Provided material:
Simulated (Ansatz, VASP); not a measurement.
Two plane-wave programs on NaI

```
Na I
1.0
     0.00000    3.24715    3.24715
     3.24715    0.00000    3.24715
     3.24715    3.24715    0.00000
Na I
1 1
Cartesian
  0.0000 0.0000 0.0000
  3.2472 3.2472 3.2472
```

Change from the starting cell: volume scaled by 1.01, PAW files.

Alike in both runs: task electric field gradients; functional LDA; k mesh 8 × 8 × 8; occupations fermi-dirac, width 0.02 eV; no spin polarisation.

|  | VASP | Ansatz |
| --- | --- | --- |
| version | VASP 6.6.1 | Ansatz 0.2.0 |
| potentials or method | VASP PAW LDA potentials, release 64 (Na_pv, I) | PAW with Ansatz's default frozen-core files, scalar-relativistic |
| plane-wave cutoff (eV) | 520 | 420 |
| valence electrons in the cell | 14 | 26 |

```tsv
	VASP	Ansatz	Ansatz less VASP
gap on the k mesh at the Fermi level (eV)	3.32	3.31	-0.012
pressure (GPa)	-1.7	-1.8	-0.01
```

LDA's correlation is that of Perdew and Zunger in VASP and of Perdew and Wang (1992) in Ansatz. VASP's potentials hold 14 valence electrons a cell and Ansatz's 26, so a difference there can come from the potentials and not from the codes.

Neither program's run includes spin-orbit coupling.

Task item: Please copy only the lines between the first line of the entries and the line with "LDA's correlation is", keeping those two end lines as well, exactly as written.

Task answer:
Simulated (Ansatz, VASP); not a measurement.
Two plane-wave programs on NaI

```
Na I
1.0
     0.00000    3.24715    3.24715
     3.24715    0.00000    3.24715
     3.24715    3.24715    0.00000
Na I
1 1
Cartesian
  0.0000 0.0000 0.0000
  3.2472 3.2472 3.2472
```

Change from the starting cell: volume scaled by 1.01, PAW files.

Alike in both runs: task electric field gradients; functional LDA; k mesh 8 × 8 × 8; occupations fermi-dirac, width 0.02 eV; no spin polarisation.

|  | VASP | Ansatz |
| --- | --- | --- |
| version | VASP 6.6.1 | Ansatz 0.2.0 |
| potentials or method | VASP PAW LDA potentials, release 64 (Na_pv, I) | PAW with Ansatz's default frozen-core files, scalar-relativistic |
| plane-wave cutoff (eV) | 520 | 420 |
| valence electrons in the cell | 14 | 26 |

```tsv
	VASP	Ansatz	Ansatz less VASP
gap on the k mesh at the Fermi level (eV)	3.32	3.31	-0.012
pressure (GPa)	-1.7	-1.8	-0.01
```

LDA's correlation is that of Perdew and Zunger in VASP and of Perdew and Wang (1992) in Ansatz. VASP's potentials hold 14 valence electrons a cell and Ansatz's 26, so a difference there can come from the potentials and not from the codes.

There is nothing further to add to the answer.